Write the entries below out again in full. Match every character.

[Data extract — start]

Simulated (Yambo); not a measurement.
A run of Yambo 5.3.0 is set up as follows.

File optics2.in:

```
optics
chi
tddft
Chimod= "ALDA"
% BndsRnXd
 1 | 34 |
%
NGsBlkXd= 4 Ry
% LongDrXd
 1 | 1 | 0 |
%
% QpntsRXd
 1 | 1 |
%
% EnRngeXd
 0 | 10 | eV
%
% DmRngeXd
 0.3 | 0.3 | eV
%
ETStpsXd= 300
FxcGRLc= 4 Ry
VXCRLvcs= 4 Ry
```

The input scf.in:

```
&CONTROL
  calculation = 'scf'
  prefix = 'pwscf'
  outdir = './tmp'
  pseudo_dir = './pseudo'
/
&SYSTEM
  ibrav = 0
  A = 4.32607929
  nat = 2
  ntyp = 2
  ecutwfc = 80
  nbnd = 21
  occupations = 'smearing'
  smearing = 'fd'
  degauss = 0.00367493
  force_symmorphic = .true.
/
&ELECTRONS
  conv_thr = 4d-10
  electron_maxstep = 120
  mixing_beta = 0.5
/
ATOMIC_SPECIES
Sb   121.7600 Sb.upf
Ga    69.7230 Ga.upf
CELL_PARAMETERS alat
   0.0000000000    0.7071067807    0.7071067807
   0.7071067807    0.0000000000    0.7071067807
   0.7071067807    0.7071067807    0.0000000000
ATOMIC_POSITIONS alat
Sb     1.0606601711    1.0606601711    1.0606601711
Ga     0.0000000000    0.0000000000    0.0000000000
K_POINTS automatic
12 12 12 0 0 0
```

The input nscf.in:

[Data extract — finish]

# [Written reply]
Simulated (Yambo); not a measurement.
A run of Yambo 5.3.0 is set up as follows.

File optics2.in:

```
optics
chi
tddft
Chimod= "ALDA"
% BndsRnXd
 1 | 34 |
%
NGsBlkXd= 4 Ry
% LongDrXd
 1 | 1 | 0 |
%
% QpntsRXd
 1 | 1 |
%
% EnRngeXd
 0 | 10 | eV
%
% DmRngeXd
 0.3 | 0.3 | eV
%
ETStpsXd= 300
FxcGRLc= 4 Ry
VXCRLvcs= 4 Ry
```

The input scf.in:

```
&CONTROL
  calculation = 'scf'
  prefix = 'pwscf'
  outdir = './tmp'
  pseudo_dir = './pseudo'
/
&SYSTEM
  ibrav = 0
  A = 4.32607929
  nat = 2
  ntyp = 2
  ecutwfc = 80
  nbnd = 21
  occupations = 'smearing'
  smearing = 'fd'
  degauss = 0.00367493
  force_symmorphic = .true.
/
&ELECTRONS
  conv_thr = 4d-10
  electron_maxstep = 120
  mixing_beta = 0.5
/
ATOMIC_SPECIES
Sb   121.7600 Sb.upf
Ga    69.7230 Ga.upf
CELL_PARAMETERS alat
   0.0000000000    0.7071067807    0.7071067807
   0.7071067807    0.0000000000    0.7071067807
   0.7071067807    0.7071067807    0.0000000000
ATOMIC_POSITIONS alat
Sb     1.0606601711    1.0606601711    1.0606601711
Ga     0.0000000000    0.0000000000    0.0000000000
K_POINTS automatic
12 12 12 0 0 0
```

The input nscf.in:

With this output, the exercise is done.